=-=-=
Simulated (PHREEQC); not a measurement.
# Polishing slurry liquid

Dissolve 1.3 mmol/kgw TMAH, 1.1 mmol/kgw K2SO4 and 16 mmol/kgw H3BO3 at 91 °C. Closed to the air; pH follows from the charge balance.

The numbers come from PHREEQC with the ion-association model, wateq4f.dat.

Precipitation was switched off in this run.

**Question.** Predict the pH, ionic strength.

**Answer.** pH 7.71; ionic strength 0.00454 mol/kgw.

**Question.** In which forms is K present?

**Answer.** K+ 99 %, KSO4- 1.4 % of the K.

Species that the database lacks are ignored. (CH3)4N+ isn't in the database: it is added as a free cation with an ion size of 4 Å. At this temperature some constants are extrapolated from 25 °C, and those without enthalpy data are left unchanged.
=-=-=

▶ REQUIREMENT: Beginning at the top of the records above, transcribe each line exactly up to and including the line that holds "1.4 % of the K.".

▶ WRITTEN REPLY:
Simulated (PHREEQC); not a measurement.
# Polishing slurry liquid

Dissolve 1.3 mmol/kgw TMAH, 1.1 mmol/kgw K2SO4 and 16 mmol/kgw H3BO3 at 91 °C. Closed to the air; pH follows from the charge balance.

The numbers come from PHREEQC with the ion-association model, wateq4f.dat.

Precipitation was switched off in this run.

**Question.** Predict the pH, ionic strength.

**Answer.** pH 7.71; ionic strength 0.00454 mol/kgw.

**Question.** In which forms is K present?

**Answer.** K+ 99 %, KSO4- 1.4 % of the K.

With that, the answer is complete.